------------------------------
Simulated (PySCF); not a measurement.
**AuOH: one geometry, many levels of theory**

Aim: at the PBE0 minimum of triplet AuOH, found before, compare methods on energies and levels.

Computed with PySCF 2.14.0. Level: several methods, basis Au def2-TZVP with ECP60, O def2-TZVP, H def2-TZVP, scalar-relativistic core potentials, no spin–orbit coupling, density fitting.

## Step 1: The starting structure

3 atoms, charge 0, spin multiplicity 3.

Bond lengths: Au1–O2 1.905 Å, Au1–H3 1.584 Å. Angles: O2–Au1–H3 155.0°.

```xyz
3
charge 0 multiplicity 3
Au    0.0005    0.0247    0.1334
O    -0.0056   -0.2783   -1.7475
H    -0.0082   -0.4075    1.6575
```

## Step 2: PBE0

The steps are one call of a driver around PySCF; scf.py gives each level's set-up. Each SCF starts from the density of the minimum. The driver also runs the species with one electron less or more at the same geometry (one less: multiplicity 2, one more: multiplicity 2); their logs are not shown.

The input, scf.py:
------------------------------

# [REQUIREMENT]
Your answer must be the full listing above, reproduced exactly.

# [EXERCISE SOLUTION]
Simulated (PySCF); not a measurement.
**AuOH: one geometry, many levels of theory**

Aim: at the PBE0 minimum of triplet AuOH, found before, compare methods on energies and levels.

Computed with PySCF 2.14.0. Level: several methods, basis Au def2-TZVP with ECP60, O def2-TZVP, H def2-TZVP, scalar-relativistic core potentials, no spin–orbit coupling, density fitting.

## Step 1: The starting structure

3 atoms, charge 0, spin multiplicity 3.

Bond lengths: Au1–O2 1.905 Å, Au1–H3 1.584 Å. Angles: O2–Au1–H3 155.0°.

```xyz
3
charge 0 multiplicity 3
Au    0.0005    0.0247    0.1334
O    -0.0056   -0.2783   -1.7475
H    -0.0082   -0.4075    1.6575
```

## Step 2: PBE0

The steps are one call of a driver around PySCF; scf.py gives each level's set-up. Each SCF starts from the density of the minimum. The driver also runs the species with one electron less or more at the same geometry (one less: multiplicity 2, one more: multiplicity 2); their logs are not shown.

The input, scf.py:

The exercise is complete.